:::::

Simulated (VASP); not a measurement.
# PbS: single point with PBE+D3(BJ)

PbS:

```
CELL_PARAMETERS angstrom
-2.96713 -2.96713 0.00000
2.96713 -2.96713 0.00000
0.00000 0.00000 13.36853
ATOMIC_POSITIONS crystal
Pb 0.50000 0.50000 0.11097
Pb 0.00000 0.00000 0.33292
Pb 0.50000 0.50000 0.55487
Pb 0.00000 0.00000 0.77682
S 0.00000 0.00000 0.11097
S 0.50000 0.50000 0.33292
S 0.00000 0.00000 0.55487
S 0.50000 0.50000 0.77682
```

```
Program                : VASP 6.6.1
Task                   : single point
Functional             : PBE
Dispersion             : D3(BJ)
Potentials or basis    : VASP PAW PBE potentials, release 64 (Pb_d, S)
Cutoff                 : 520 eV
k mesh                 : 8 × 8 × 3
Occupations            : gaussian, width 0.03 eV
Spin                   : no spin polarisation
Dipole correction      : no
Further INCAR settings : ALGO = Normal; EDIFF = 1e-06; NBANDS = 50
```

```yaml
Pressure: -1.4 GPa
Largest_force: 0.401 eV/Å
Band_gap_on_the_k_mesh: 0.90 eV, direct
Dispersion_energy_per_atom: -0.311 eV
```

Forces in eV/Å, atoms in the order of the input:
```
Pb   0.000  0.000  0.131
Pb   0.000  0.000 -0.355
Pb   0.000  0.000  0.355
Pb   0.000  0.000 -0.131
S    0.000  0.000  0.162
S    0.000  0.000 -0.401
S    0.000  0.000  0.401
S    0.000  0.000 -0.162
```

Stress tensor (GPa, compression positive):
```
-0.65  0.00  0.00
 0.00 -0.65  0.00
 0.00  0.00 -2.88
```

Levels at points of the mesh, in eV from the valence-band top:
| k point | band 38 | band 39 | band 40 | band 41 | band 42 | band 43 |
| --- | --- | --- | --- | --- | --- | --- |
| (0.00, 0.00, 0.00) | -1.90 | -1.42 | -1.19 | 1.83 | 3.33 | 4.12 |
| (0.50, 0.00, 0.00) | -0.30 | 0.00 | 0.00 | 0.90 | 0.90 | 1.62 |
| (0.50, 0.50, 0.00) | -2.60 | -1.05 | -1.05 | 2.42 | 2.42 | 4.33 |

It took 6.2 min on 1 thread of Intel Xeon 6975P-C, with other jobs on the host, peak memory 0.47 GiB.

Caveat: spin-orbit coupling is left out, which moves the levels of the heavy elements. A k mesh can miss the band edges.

:::::

**Activity**: Return only the lines between the one holding "0.90 | 1.62 |" and the one holding "It took 6.2", inclusive, exactly as they appear above.

**Task response**:
| (0.50, 0.00, 0.00) | -0.30 | 0.00 | 0.00 | 0.90 | 0.90 | 1.62 |
| (0.50, 0.50, 0.00) | -2.60 | -1.05 | -1.05 | 2.42 | 2.42 | 4.33 |

It took 6.2 min on 1 thread of Intel Xeon 6975P-C, with other jobs on the host, peak memory 0.47 GiB.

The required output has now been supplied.